# Task item
Reproduce the records word for word, from the first line to the line containing "One change: A, SnHBr₃".

# Data excerpts
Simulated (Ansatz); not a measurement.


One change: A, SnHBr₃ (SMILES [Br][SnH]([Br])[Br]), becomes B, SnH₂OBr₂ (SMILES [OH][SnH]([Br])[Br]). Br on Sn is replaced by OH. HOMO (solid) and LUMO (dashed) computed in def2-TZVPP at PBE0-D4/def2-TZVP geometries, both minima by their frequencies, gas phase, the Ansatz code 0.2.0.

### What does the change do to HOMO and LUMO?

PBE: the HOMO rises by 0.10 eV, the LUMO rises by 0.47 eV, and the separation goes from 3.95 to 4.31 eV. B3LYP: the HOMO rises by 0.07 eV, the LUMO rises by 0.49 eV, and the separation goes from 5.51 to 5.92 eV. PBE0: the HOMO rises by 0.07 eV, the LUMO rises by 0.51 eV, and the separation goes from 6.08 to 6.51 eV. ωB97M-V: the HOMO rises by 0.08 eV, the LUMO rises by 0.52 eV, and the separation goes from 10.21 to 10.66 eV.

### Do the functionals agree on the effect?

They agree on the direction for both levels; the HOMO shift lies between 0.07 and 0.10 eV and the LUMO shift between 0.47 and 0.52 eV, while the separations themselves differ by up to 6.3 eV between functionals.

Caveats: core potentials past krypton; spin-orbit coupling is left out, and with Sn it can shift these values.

# Task response
Simulated (Ansatz); not a measurement.


One change: A, SnHBr₃ (SMILES [Br][SnH]([Br])[Br]), becomes B, SnH₂OBr₂ (SMILES [OH][SnH]([Br])[Br]). Br on Sn is replaced by OH. HOMO (solid) and LUMO (dashed) computed in def2-TZVPP at PBE0-D4/def2-TZVP geometries, both minima by their frequencies, gas phase, the Ansatz code 0.2.0.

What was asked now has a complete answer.